Give again the lines of the data from its first line through the line with "Proton signals: 7". Change nothing.

### Records shown

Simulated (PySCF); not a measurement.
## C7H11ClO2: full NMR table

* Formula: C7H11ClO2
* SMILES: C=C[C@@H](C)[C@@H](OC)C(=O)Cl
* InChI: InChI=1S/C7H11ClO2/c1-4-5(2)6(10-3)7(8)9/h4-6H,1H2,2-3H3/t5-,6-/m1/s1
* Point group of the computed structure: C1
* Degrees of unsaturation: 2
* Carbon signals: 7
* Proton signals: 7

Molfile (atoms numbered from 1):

######

» **Exercise result**:
Simulated (PySCF); not a measurement.
## C7H11ClO2: full NMR table

* Formula: C7H11ClO2
* SMILES: C=C[C@@H](C)[C@@H](OC)C(=O)Cl
* InChI: InChI=1S/C7H11ClO2/c1-4-5(2)6(10-3)7(8)9/h4-6H,1H2,2-3H3/t5-,6-/m1/s1
* Point group of the computed structure: C1
* Degrees of unsaturation: 2
* Carbon signals: 7
* Proton signals: 7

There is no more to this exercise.